REQUIRED ACTION:
What's wanted is the full listing, reproduced exactly.

EXTRACTED DATA:
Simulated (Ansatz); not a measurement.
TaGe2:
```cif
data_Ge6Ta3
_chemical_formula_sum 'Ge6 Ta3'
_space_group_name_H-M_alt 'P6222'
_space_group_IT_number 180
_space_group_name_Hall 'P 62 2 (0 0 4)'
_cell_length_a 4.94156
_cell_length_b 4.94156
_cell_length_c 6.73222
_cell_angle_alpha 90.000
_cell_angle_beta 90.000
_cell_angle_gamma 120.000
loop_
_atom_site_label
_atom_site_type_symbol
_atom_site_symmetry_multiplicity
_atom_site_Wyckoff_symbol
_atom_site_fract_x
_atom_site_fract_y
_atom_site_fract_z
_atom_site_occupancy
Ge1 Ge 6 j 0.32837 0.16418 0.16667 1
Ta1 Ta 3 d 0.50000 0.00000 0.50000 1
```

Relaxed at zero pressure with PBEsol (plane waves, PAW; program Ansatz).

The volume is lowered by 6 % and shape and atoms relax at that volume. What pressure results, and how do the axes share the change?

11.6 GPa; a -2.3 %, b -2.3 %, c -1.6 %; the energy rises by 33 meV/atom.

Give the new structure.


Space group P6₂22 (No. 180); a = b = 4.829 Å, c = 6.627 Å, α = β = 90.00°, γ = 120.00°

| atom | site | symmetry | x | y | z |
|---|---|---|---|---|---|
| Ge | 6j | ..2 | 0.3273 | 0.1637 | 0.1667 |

ANSWER SECTION:
Simulated (Ansatz); not a measurement.
TaGe2:
```cif
data_Ge6Ta3
_chemical_formula_sum 'Ge6 Ta3'
_space_group_name_H-M_alt 'P6222'
_space_group_IT_number 180
_space_group_name_Hall 'P 62 2 (0 0 4)'
_cell_length_a 4.94156
_cell_length_b 4.94156
_cell_length_c 6.73222
_cell_angle_alpha 90.000
_cell_angle_beta 90.000
_cell_angle_gamma 120.000
loop_
_atom_site_label
_atom_site_type_symbol
_atom_site_symmetry_multiplicity
_atom_site_Wyckoff_symbol
_atom_site_fract_x
_atom_site_fract_y
_atom_site_fract_z
_atom_site_occupancy
Ge1 Ge 6 j 0.32837 0.16418 0.16667 1
Ta1 Ta 3 d 0.50000 0.00000 0.50000 1
```

Relaxed at zero pressure with PBEsol (plane waves, PAW; program Ansatz).

The volume is lowered by 6 % and shape and atoms relax at that volume. What pressure results, and how do the axes share the change?

11.6 GPa; a -2.3 %, b -2.3 %, c -1.6 %; the energy rises by 33 meV/atom.

Give the new structure.


Space group P6₂22 (No. 180); a = b = 4.829 Å, c = 6.627 Å, α = β = 90.00°, γ = 120.00°

| atom | site | symmetry | x | y | z |
|---|---|---|---|---|---|
| Ge | 6j | ..2 | 0.3273 | 0.1637 | 0.1667 |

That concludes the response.